Exercise data:
****************************************

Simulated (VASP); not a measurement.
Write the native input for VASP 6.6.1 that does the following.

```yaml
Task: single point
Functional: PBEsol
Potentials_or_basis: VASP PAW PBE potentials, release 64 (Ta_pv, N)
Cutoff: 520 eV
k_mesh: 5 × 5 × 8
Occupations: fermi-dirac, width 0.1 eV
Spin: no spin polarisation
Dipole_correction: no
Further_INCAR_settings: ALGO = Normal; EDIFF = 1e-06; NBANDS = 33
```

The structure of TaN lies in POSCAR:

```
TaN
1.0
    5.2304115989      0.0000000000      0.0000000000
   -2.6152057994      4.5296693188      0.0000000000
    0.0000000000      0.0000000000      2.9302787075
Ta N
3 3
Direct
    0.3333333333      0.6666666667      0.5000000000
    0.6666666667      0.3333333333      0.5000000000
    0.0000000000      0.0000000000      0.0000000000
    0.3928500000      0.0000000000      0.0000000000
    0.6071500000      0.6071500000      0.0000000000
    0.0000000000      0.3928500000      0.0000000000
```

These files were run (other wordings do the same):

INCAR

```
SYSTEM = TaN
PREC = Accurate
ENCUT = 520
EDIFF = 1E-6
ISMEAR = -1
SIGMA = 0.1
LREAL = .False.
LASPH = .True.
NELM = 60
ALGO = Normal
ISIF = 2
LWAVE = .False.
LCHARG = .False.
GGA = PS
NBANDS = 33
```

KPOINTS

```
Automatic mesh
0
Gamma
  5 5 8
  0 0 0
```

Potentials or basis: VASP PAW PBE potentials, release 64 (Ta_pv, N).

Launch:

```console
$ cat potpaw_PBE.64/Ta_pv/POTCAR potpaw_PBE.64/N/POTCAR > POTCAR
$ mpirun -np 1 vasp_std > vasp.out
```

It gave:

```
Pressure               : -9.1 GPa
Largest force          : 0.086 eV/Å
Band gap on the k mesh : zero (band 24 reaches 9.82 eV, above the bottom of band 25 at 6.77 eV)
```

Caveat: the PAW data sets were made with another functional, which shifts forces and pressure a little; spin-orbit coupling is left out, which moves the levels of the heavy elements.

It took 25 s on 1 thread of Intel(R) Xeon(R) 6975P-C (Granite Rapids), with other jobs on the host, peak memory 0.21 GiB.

****************************************

Work task:
Copy every line of the records above, starting with the first, up to and including the line containing "Caveat: the PAW".

Task answer:
Simulated (VASP); not a measurement.
Write the native input for VASP 6.6.1 that does the following.

```yaml
Task: single point
Functional: PBEsol
Potentials_or_basis: VASP PAW PBE potentials, release 64 (Ta_pv, N)
Cutoff: 520 eV
k_mesh: 5 × 5 × 8
Occupations: fermi-dirac, width 0.1 eV
Spin: no spin polarisation
Dipole_correction: no
Further_INCAR_settings: ALGO = Normal; EDIFF = 1e-06; NBANDS = 33
```

The structure of TaN lies in POSCAR:

```
TaN
1.0
    5.2304115989      0.0000000000      0.0000000000
   -2.6152057994      4.5296693188      0.0000000000
    0.0000000000      0.0000000000      2.9302787075
Ta N
3 3
Direct
    0.3333333333      0.6666666667      0.5000000000
    0.6666666667      0.3333333333      0.5000000000
    0.0000000000      0.0000000000      0.0000000000
    0.3928500000      0.0000000000      0.0000000000
    0.6071500000      0.6071500000      0.0000000000
    0.0000000000      0.3928500000      0.0000000000
```

These files were run (other wordings do the same):

INCAR

```
SYSTEM = TaN
PREC = Accurate
ENCUT = 520
EDIFF = 1E-6
ISMEAR = -1
SIGMA = 0.1
LREAL = .False.
LASPH = .True.
NELM = 60
ALGO = Normal
ISIF = 2
LWAVE = .False.
LCHARG = .False.
GGA = PS
NBANDS = 33
```

KPOINTS

```
Automatic mesh
0
Gamma
  5 5 8
  0 0 0
```

Potentials or basis: VASP PAW PBE potentials, release 64 (Ta_pv, N).

Launch:

```console
$ cat potpaw_PBE.64/Ta_pv/POTCAR potpaw_PBE.64/N/POTCAR > POTCAR
$ mpirun -np 1 vasp_std > vasp.out
```

It gave:

```
Pressure               : -9.1 GPa
Largest force          : 0.086 eV/Å
Band gap on the k mesh : zero (band 24 reaches 9.82 eV, above the bottom of band 25 at 6.77 eV)
```

Caveat: the PAW data sets were made with another functional, which shifts forces and pressure a little; spin-orbit coupling is left out, which moves the levels of the heavy elements.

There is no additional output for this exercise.